> _Data under study_
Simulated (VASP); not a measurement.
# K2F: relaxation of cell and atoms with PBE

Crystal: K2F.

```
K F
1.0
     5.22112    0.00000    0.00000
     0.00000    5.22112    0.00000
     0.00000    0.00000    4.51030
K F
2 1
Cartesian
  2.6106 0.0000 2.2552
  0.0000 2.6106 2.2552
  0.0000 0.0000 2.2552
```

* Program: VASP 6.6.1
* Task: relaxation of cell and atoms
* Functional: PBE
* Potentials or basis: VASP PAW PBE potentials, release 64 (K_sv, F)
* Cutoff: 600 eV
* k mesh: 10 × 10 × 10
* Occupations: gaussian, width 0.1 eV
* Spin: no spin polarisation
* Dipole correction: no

> _Requirement_
The complete listing, transcribed exactly, is the expected answer.

> _Solution_
Simulated (VASP); not a measurement.
# K2F: relaxation of cell and atoms with PBE

Crystal: K2F.

```
K F
1.0
     5.22112    0.00000    0.00000
     0.00000    5.22112    0.00000
     0.00000    0.00000    4.51030
K F
2 1
Cartesian
  2.6106 0.0000 2.2552
  0.0000 2.6106 2.2552
  0.0000 0.0000 2.2552
```

* Program: VASP 6.6.1
* Task: relaxation of cell and atoms
* Functional: PBE
* Potentials or basis: VASP PAW PBE potentials, release 64 (K_sv, F)
* Cutoff: 600 eV
* k mesh: 10 × 10 × 10
* Occupations: gaussian, width 0.1 eV
* Spin: no spin polarisation
* Dipole correction: no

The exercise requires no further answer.